Assignment: Transcribe the records below exactly as written, from the opening line through the line that contains "These are equilibrium".

** Opening Data records block **

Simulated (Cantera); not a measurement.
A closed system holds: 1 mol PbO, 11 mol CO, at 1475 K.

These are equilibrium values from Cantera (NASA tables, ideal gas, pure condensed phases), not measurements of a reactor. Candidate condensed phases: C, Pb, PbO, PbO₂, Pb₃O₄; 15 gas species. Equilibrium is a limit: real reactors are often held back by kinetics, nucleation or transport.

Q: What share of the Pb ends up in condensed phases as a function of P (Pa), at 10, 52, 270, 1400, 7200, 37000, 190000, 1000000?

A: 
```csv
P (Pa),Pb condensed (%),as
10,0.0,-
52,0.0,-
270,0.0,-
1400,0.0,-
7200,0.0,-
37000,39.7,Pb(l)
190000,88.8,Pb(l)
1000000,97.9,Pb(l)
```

** Closing Data records block **

Task answer:
Simulated (Cantera); not a measurement.
A closed system holds: 1 mol PbO, 11 mol CO, at 1475 K.

These are equilibrium values from Cantera (NASA tables, ideal gas, pure condensed phases), not measurements of a reactor. Candidate condensed phases: C, Pb, PbO, PbO₂, Pb₃O₄; 15 gas species. Equilibrium is a limit: real reactors are often held back by kinetics, nucleation or transport.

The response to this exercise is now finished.